REQUIREMENT:
Set down all of the data again, character for character.

>>
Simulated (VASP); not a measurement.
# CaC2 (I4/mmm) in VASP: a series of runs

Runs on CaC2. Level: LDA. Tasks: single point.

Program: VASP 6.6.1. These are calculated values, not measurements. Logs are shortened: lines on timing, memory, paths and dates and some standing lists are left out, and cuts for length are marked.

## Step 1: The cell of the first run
<<

WORKED SOLUTION:
Simulated (VASP); not a measurement.
# CaC2 (I4/mmm) in VASP: a series of runs

Runs on CaC2. Level: LDA. Tasks: single point.

Program: VASP 6.6.1. These are calculated values, not measurements. Logs are shortened: lines on timing, memory, paths and dates and some standing lists are left out, and cuts for length are marked.

## Step 1: The cell of the first run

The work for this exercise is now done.